All of the data below should be returned exactly.

===============
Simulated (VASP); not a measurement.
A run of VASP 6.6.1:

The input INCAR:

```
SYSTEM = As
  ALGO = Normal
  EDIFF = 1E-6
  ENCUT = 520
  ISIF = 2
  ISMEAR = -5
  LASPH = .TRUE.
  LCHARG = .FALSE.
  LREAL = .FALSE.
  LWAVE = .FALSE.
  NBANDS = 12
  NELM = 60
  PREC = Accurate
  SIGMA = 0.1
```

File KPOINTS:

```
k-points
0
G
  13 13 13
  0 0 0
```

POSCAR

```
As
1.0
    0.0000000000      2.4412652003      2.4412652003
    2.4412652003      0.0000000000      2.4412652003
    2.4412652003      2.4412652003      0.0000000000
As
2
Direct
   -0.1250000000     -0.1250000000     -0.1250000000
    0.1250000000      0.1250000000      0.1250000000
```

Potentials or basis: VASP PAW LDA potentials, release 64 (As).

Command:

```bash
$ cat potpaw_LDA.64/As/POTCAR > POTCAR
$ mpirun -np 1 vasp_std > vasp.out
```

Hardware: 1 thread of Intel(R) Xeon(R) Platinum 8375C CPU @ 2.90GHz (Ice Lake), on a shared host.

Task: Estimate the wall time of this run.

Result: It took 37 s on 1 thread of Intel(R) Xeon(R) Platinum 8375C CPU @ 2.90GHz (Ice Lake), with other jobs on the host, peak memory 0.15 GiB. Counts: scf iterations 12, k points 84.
===============

Written solution =>
Simulated (VASP); not a measurement.
A run of VASP 6.6.1:

The input INCAR:

```
SYSTEM = As
  ALGO = Normal
  EDIFF = 1E-6
  ENCUT = 520
  ISIF = 2
  ISMEAR = -5
  LASPH = .TRUE.
  LCHARG = .FALSE.
  LREAL = .FALSE.
  LWAVE = .FALSE.
  NBANDS = 12
  NELM = 60
  PREC = Accurate
  SIGMA = 0.1
```

File KPOINTS:

```
k-points
0
G
  13 13 13
  0 0 0
```

POSCAR

```
As
1.0
    0.0000000000      2.4412652003      2.4412652003
    2.4412652003      0.0000000000      2.4412652003
    2.4412652003      2.4412652003      0.0000000000
As
2
Direct
   -0.1250000000     -0.1250000000     -0.1250000000
    0.1250000000      0.1250000000      0.1250000000
```

Potentials or basis: VASP PAW LDA potentials, release 64 (As).

Command:

```bash
$ cat potpaw_LDA.64/As/POTCAR > POTCAR
$ mpirun -np 1 vasp_std > vasp.out
```

Hardware: 1 thread of Intel(R) Xeon(R) Platinum 8375C CPU @ 2.90GHz (Ice Lake), on a shared host.

Task: Estimate the wall time of this run.

Result: It took 37 s on 1 thread of Intel(R) Xeon(R) Platinum 8375C CPU @ 2.90GHz (Ice Lake), with other jobs on the host, peak memory 0.15 GiB. Counts: scf iterations 12, k points 84.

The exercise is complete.